Give every line of the listing word for word, beginning at the first and including the line with "spin polarisation |" as the last.

Data to examine:
____________________
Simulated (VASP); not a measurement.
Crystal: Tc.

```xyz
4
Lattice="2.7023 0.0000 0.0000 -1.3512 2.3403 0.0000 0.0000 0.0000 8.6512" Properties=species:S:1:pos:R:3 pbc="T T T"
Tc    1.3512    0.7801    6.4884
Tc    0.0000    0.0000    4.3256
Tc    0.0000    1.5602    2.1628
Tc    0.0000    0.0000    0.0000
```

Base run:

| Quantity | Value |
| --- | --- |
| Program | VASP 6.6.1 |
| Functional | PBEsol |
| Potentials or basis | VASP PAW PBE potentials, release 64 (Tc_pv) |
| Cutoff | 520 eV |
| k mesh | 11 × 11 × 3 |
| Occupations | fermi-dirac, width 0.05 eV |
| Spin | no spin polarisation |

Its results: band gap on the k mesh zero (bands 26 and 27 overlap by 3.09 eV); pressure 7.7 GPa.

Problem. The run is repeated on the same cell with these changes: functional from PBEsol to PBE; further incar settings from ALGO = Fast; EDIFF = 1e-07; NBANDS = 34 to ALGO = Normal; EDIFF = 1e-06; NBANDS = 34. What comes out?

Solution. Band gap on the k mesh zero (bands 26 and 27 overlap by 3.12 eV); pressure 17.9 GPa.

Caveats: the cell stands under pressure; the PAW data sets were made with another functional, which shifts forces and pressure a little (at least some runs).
____________________

Answer section:
Simulated (VASP); not a measurement.
Crystal: Tc.

```xyz
4
Lattice="2.7023 0.0000 0.0000 -1.3512 2.3403 0.0000 0.0000 0.0000 8.6512" Properties=species:S:1:pos:R:3 pbc="T T T"
Tc    1.3512    0.7801    6.4884
Tc    0.0000    0.0000    4.3256
Tc    0.0000    1.5602    2.1628
Tc    0.0000    0.0000    0.0000
```

Base run:

| Quantity | Value |
| --- | --- |
| Program | VASP 6.6.1 |
| Functional | PBEsol |
| Potentials or basis | VASP PAW PBE potentials, release 64 (Tc_pv) |
| Cutoff | 520 eV |
| k mesh | 11 × 11 × 3 |
| Occupations | fermi-dirac, width 0.05 eV |
| Spin | no spin polarisation |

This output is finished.